[Excerpted data]:
* * * * *

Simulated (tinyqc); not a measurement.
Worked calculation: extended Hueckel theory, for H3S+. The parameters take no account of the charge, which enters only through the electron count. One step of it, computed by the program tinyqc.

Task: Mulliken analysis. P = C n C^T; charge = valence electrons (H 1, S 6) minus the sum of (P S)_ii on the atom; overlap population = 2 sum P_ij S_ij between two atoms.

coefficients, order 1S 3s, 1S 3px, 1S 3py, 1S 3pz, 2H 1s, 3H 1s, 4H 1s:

* * * * *

[Assignment]:
Return every record in full, word for word.

[Exercise result]:
Simulated (tinyqc); not a measurement.
Worked calculation: extended Hueckel theory, for H3S+. The parameters take no account of the charge, which enters only through the electron count. One step of it, computed by the program tinyqc.

Task: Mulliken analysis. P = C n C^T; charge = valence electrons (H 1, S 6) minus the sum of (P S)_ii on the atom; overlap population = 2 sum P_ij S_ij between two atoms.

coefficients, order 1S 3s, 1S 3px, 1S 3py, 1S 3pz, 2H 1s, 3H 1s, 4H 1s:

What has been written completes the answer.